▶ **DATASET EXTRACT**
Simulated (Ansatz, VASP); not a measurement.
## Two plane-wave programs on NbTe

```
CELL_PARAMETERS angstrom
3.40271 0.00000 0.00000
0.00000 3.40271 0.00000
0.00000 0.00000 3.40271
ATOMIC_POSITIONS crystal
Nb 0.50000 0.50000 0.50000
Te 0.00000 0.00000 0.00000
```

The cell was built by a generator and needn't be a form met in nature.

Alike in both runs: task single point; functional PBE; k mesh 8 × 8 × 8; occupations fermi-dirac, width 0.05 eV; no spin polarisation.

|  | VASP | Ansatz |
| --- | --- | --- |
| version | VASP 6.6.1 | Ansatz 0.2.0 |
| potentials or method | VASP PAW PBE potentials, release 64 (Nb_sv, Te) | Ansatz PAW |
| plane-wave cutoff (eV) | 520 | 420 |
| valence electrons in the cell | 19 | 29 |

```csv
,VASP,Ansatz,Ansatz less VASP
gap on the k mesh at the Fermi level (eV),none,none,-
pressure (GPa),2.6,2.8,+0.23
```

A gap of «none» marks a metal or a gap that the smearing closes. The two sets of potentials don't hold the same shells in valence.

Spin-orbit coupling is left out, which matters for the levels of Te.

▶ **ACTIVITY**
The expected answer is an exact copy of the lines above, beginning at the line with "Ansatz PAW |" and ending at the line with "shells in valence.", with both ends in.

▶ **EXERCISE RESULT**
| potentials or method | VASP PAW PBE potentials, release 64 (Nb_sv, Te) | Ansatz PAW |
| plane-wave cutoff (eV) | 520 | 420 |
| valence electrons in the cell | 19 | 29 |

```csv
,VASP,Ansatz,Ansatz less VASP
gap on the k mesh at the Fermi level (eV),none,none,-
pressure (GPa),2.6,2.8,+0.23
```

A gap of «none» marks a metal or a gap that the smearing closes. The two sets of potentials don't hold the same shells in valence.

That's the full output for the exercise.